> [Requirement]
Only one stretch of the data below is wanted: the lines from the one with "Predicted microwave data" through the one with "-15.64 u·Å² |", repeated exactly.

> [Supplied information]
◇ ◇ ◇
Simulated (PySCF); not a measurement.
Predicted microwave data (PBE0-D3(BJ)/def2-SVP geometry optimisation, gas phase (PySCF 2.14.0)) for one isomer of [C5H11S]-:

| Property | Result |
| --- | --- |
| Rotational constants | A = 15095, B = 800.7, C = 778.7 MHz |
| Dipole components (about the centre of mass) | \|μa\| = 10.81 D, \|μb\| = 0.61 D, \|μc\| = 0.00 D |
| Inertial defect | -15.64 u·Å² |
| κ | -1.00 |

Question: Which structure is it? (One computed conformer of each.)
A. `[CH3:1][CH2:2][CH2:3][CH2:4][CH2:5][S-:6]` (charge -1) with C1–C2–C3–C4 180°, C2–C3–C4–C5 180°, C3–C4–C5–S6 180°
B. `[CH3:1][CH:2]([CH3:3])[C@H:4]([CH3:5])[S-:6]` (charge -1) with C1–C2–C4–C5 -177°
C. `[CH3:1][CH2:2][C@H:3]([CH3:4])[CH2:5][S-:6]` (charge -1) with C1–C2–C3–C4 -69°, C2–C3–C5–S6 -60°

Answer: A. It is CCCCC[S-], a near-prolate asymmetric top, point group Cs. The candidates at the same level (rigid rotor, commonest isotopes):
◇ ◇ ◇

> [Written solution]
Predicted microwave data (PBE0-D3(BJ)/def2-SVP geometry optimisation, gas phase (PySCF 2.14.0)) for one isomer of [C5H11S]-:

| Property | Result |
| --- | --- |
| Rotational constants | A = 15095, B = 800.7, C = 778.7 MHz |
| Dipole components (about the centre of mass) | \|μa\| = 10.81 D, \|μb\| = 0.61 D, \|μc\| = 0.00 D |
| Inertial defect | -15.64 u·Å² |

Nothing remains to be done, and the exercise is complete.